» **Data listing**:
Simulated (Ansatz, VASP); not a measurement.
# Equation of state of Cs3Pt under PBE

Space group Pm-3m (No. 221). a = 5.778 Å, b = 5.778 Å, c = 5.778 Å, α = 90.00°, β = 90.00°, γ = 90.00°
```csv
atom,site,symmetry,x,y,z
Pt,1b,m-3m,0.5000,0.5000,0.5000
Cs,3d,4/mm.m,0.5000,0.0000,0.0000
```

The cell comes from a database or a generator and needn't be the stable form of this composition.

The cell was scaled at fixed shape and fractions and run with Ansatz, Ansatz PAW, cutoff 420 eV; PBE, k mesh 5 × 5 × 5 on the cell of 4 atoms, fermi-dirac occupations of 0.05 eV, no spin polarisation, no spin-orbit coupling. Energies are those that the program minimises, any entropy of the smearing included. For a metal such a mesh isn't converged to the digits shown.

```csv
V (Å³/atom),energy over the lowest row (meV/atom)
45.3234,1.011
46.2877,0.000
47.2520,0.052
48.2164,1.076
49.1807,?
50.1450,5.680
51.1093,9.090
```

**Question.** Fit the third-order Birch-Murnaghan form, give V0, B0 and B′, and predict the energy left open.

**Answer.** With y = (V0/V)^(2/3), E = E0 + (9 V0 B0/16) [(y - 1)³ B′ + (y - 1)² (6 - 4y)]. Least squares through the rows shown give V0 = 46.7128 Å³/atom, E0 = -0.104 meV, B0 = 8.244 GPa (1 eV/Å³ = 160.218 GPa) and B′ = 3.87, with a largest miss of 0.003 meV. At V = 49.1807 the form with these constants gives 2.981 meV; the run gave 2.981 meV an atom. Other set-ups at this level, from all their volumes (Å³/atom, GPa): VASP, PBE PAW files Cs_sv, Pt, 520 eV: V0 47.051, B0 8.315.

» **Work order**: Take the lines above from the first through the one containing "The cell comes" and reproduce them exactly; include nothing else.

» **Result**:
Simulated (Ansatz, VASP); not a measurement.
# Equation of state of Cs3Pt under PBE

Space group Pm-3m (No. 221). a = 5.778 Å, b = 5.778 Å, c = 5.778 Å, α = 90.00°, β = 90.00°, γ = 90.00°
```csv
atom,site,symmetry,x,y,z
Pt,1b,m-3m,0.5000,0.5000,0.5000
Cs,3d,4/mm.m,0.5000,0.0000,0.0000
```

The cell comes from a database or a generator and needn't be the stable form of this composition.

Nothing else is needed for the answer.